▶ _Assigned task_
Output each line of the data word for word, from the first through the line that holds "Frames 3.75 fs", and leave off whatever follows.

↓↓↓

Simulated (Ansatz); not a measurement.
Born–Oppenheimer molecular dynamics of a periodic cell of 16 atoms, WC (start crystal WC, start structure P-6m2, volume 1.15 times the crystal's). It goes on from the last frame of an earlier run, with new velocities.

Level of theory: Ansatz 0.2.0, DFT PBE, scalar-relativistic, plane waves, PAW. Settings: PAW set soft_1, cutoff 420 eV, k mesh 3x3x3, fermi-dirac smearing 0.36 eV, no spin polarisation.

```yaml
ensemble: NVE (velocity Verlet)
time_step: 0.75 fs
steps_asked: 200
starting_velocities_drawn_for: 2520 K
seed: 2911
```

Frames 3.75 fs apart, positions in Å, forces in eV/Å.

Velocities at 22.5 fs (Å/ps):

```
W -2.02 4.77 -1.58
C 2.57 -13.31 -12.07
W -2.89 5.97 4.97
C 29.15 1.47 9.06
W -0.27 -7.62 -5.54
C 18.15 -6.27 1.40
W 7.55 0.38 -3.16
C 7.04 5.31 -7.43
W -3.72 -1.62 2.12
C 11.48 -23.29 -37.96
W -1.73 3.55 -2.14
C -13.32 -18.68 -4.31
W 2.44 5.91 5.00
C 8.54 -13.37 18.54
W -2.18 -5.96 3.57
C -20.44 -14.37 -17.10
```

↑↑↑

▶ _Written reply_
Simulated (Ansatz); not a measurement.
Born–Oppenheimer molecular dynamics of a periodic cell of 16 atoms, WC (start crystal WC, start structure P-6m2, volume 1.15 times the crystal's). It goes on from the last frame of an earlier run, with new velocities.

Level of theory: Ansatz 0.2.0, DFT PBE, scalar-relativistic, plane waves, PAW. Settings: PAW set soft_1, cutoff 420 eV, k mesh 3x3x3, fermi-dirac smearing 0.36 eV, no spin polarisation.

```yaml
ensemble: NVE (velocity Verlet)
time_step: 0.75 fs
steps_asked: 200
starting_velocities_drawn_for: 2520 K
seed: 2911
```

Frames 3.75 fs apart, positions in Å, forces in eV/Å.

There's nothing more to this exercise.